— Work item —
I need all of the entries printed exactly.

— Entries provided —
•••••

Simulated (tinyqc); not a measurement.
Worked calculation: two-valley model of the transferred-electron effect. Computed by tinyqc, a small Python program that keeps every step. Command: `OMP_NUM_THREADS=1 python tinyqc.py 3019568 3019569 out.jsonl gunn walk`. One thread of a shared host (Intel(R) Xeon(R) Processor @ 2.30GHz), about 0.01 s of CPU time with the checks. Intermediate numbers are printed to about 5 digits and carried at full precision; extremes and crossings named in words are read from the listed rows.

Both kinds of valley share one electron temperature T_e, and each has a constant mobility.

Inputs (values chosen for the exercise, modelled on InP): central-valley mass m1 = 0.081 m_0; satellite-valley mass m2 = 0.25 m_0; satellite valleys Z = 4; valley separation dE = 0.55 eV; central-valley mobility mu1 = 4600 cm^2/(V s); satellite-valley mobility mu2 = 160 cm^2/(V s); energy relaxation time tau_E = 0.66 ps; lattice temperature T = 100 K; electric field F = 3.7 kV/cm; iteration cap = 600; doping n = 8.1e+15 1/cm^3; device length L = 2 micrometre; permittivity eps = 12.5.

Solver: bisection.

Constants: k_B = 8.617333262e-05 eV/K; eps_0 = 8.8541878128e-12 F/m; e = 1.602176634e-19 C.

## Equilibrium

•••••

— Solution —
Simulated (tinyqc); not a measurement.
Worked calculation: two-valley model of the transferred-electron effect. Computed by tinyqc, a small Python program that keeps every step. Command: `OMP_NUM_THREADS=1 python tinyqc.py 3019568 3019569 out.jsonl gunn walk`. One thread of a shared host (Intel(R) Xeon(R) Processor @ 2.30GHz), about 0.01 s of CPU time with the checks. Intermediate numbers are printed to about 5 digits and carried at full precision; extremes and crossings named in words are read from the listed rows.

Both kinds of valley share one electron temperature T_e, and each has a constant mobility.

Inputs (values chosen for the exercise, modelled on InP): central-valley mass m1 = 0.081 m_0; satellite-valley mass m2 = 0.25 m_0; satellite valleys Z = 4; valley separation dE = 0.55 eV; central-valley mobility mu1 = 4600 cm^2/(V s); satellite-valley mobility mu2 = 160 cm^2/(V s); energy relaxation time tau_E = 0.66 ps; lattice temperature T = 100 K; electric field F = 3.7 kV/cm; iteration cap = 600; doping n = 8.1e+15 1/cm^3; device length L = 2 micrometre; permittivity eps = 12.5.

Solver: bisection.

Constants: k_B = 8.617333262e-05 eV/K; eps_0 = 8.8541878128e-12 F/m; e = 1.602176634e-19 C.

## Equilibrium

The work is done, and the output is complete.